── Dataset excerpts

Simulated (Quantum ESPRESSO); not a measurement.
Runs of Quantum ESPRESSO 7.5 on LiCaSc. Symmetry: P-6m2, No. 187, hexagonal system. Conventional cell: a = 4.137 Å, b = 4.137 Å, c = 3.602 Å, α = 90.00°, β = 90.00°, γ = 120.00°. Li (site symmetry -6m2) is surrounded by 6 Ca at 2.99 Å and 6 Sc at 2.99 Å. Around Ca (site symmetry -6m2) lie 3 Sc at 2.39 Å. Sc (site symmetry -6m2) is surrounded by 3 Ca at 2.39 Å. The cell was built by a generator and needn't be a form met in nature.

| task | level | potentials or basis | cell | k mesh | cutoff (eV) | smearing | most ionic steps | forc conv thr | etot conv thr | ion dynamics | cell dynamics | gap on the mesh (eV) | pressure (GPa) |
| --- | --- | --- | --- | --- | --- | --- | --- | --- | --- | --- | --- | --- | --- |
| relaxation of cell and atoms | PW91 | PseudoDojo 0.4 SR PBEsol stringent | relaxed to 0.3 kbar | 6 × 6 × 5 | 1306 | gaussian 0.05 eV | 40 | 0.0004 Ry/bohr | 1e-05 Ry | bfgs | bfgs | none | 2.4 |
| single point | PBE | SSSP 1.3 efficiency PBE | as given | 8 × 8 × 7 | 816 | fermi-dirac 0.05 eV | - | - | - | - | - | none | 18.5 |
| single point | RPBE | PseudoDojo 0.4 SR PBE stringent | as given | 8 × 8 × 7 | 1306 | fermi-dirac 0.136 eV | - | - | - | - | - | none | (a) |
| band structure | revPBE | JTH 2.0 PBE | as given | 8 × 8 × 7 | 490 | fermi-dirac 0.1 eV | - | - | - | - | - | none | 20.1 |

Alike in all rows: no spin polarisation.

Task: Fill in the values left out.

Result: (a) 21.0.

────

**Brief:**
Where the listing above has a line with "none | 20.1 |", start there, and output every line exactly through the line with "Task: Fill in the values left out.", which is also included.

**Answer space:**
| band structure | revPBE | JTH 2.0 PBE | as given | 8 × 8 × 7 | 490 | fermi-dirac 0.1 eV | - | - | - | - | - | none | 20.1 |

Alike in all rows: no spin polarisation.

Task: Fill in the values left out.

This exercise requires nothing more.